#### [Activity]
Transcribe the lines from the start of the data below through the line with "### Question", word for word and nothing more.

#### [Extracted records]
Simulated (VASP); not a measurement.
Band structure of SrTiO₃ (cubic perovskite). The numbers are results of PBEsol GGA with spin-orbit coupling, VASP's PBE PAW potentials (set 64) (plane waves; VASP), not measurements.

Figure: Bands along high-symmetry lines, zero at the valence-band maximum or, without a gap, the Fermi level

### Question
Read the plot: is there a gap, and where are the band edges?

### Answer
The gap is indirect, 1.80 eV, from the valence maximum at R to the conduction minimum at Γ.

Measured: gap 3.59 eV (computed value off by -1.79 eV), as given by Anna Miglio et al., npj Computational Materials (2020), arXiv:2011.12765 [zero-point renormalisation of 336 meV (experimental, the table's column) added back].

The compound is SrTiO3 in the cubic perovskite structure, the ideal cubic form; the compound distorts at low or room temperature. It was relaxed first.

#### [Written response]
Simulated (VASP); not a measurement.
Band structure of SrTiO₃ (cubic perovskite). The numbers are results of PBEsol GGA with spin-orbit coupling, VASP's PBE PAW potentials (set 64) (plane waves; VASP), not measurements.

Figure: Bands along high-symmetry lines, zero at the valence-band maximum or, without a gap, the Fermi level

### Question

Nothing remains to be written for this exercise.